WORK REQUEST: Starting at the first line of the entries below, output every line exactly, up to and including the line with "Alike in both".

(Beginning of RECORDS SHOWN)

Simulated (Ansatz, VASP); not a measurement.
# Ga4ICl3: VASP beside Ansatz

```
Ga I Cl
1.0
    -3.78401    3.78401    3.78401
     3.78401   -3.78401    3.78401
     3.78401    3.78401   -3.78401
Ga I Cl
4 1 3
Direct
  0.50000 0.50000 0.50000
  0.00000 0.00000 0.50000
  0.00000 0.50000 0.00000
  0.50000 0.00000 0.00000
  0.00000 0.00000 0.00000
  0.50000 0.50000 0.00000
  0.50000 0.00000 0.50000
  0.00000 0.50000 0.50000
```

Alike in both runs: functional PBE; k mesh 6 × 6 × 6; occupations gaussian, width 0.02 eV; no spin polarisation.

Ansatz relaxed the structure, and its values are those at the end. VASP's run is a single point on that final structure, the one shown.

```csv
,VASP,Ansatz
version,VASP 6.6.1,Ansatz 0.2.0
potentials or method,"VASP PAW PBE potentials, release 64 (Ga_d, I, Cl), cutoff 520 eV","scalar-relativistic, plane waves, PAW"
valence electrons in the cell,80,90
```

(End of RECORDS SHOWN)

EXERCISE ANSWER:
Simulated (Ansatz, VASP); not a measurement.
# Ga4ICl3: VASP beside Ansatz

```
Ga I Cl
1.0
    -3.78401    3.78401    3.78401
     3.78401   -3.78401    3.78401
     3.78401    3.78401   -3.78401
Ga I Cl
4 1 3
Direct
  0.50000 0.50000 0.50000
  0.00000 0.00000 0.50000
  0.00000 0.50000 0.00000
  0.50000 0.00000 0.00000
  0.00000 0.00000 0.00000
  0.50000 0.50000 0.00000
  0.50000 0.00000 0.50000
  0.00000 0.50000 0.50000
```

Alike in both runs: functional PBE; k mesh 6 × 6 × 6; occupations gaussian, width 0.02 eV; no spin polarisation.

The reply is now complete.